[Task item]: Output exactly the lines that run from the top of the entries to the line holding "A: It has no", including both of those lines.

━━ Recorded data ━━

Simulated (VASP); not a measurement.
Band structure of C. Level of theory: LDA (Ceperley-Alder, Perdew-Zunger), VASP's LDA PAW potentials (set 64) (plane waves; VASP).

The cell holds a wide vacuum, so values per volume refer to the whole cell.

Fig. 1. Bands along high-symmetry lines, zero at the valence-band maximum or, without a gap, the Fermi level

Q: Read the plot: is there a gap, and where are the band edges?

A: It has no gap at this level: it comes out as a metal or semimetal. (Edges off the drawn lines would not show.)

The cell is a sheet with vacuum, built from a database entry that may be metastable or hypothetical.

━━━

[Exercise answer]:
Simulated (VASP); not a measurement.
Band structure of C. Level of theory: LDA (Ceperley-Alder, Perdew-Zunger), VASP's LDA PAW potentials (set 64) (plane waves; VASP).

The cell holds a wide vacuum, so values per volume refer to the whole cell.

Fig. 1. Bands along high-symmetry lines, zero at the valence-band maximum or, without a gap, the Fermi level

Q: Read the plot: is there a gap, and where are the band edges?

A: It has no gap at this level: it comes out as a metal or semimetal. (Edges off the drawn lines would not show.)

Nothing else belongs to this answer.